• Work item:
Restate the records below word for word, leaving nothing out.

Start of Given records

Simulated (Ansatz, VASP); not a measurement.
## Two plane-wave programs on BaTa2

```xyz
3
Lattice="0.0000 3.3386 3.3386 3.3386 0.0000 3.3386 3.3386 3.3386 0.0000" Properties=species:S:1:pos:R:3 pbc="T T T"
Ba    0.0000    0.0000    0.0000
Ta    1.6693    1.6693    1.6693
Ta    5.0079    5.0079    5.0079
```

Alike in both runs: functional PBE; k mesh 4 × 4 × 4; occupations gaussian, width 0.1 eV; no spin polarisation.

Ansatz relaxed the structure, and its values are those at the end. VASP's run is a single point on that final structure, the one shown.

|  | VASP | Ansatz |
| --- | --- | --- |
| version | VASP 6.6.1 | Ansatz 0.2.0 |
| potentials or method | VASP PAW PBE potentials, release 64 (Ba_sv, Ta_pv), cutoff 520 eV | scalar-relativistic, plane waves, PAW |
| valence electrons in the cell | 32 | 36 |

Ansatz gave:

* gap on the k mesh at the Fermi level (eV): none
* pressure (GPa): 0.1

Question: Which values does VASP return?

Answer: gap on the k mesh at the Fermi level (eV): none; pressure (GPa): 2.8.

End of Given records

• Result:
Simulated (Ansatz, VASP); not a measurement.
## Two plane-wave programs on BaTa2

```xyz
3
Lattice="0.0000 3.3386 3.3386 3.3386 0.0000 3.3386 3.3386 3.3386 0.0000" Properties=species:S:1:pos:R:3 pbc="T T T"
Ba    0.0000    0.0000    0.0000
Ta    1.6693    1.6693    1.6693
Ta    5.0079    5.0079    5.0079
```

Alike in both runs: functional PBE; k mesh 4 × 4 × 4; occupations gaussian, width 0.1 eV; no spin polarisation.

Ansatz relaxed the structure, and its values are those at the end. VASP's run is a single point on that final structure, the one shown.

|  | VASP | Ansatz |
| --- | --- | --- |
| version | VASP 6.6.1 | Ansatz 0.2.0 |
| potentials or method | VASP PAW PBE potentials, release 64 (Ba_sv, Ta_pv), cutoff 520 eV | scalar-relativistic, plane waves, PAW |
| valence electrons in the cell | 32 | 36 |

Ansatz gave:

* gap on the k mesh at the Fermi level (eV): none
* pressure (GPa): 0.1

Question: Which values does VASP return?

Answer: gap on the k mesh at the Fermi level (eV): none; pressure (GPa): 2.8.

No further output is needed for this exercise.